Each record should be retyped word for word.

[Start of section]

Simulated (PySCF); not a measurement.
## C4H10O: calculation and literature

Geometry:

[End of section]

**ANSWER SPACE:**
Simulated (PySCF); not a measurement.
## C4H10O: calculation and literature

Geometry:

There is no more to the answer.